- _Work request_
Every entry that follows should be written out again exactly.

== Segment start ==
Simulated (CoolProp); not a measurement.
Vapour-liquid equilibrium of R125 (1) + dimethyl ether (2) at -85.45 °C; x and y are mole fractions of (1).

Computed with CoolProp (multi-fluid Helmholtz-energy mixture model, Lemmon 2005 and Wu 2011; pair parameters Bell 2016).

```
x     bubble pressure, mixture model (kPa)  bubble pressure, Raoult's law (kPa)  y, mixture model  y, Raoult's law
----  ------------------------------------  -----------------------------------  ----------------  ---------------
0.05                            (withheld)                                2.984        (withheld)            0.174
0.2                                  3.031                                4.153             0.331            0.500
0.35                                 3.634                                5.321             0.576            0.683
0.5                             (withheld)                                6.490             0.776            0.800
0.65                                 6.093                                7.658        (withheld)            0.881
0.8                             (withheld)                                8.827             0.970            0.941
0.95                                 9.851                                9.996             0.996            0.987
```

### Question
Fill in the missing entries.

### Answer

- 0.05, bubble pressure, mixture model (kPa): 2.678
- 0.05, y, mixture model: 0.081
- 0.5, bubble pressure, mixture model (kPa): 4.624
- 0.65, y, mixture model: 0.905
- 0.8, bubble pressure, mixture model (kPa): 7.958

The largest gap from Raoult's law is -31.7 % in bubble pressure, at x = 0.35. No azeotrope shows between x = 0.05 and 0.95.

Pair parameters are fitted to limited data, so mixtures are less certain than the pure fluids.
== Segment end ==

- _Exercise response_
Simulated (CoolProp); not a measurement.
Vapour-liquid equilibrium of R125 (1) + dimethyl ether (2) at -85.45 °C; x and y are mole fractions of (1).

Computed with CoolProp (multi-fluid Helmholtz-energy mixture model, Lemmon 2005 and Wu 2011; pair parameters Bell 2016).

```
x     bubble pressure, mixture model (kPa)  bubble pressure, Raoult's law (kPa)  y, mixture model  y, Raoult's law
----  ------------------------------------  -----------------------------------  ----------------  ---------------
0.05                            (withheld)                                2.984        (withheld)            0.174
0.2                                  3.031                                4.153             0.331            0.500
0.35                                 3.634                                5.321             0.576            0.683
0.5                             (withheld)                                6.490             0.776            0.800
0.65                                 6.093                                7.658        (withheld)            0.881
0.8                             (withheld)                                8.827             0.970            0.941
0.95                                 9.851                                9.996             0.996            0.987
```

### Question
Fill in the missing entries.

### Answer

- 0.05, bubble pressure, mixture model (kPa): 2.678
- 0.05, y, mixture model: 0.081
- 0.5, bubble pressure, mixture model (kPa): 4.624
- 0.65, y, mixture model: 0.905
- 0.8, bubble pressure, mixture model (kPa): 7.958

The largest gap from Raoult's law is -31.7 % in bubble pressure, at x = 0.35. No azeotrope shows between x = 0.05 and 0.95.

Pair parameters are fitted to limited data, so mixtures are less certain than the pure fluids.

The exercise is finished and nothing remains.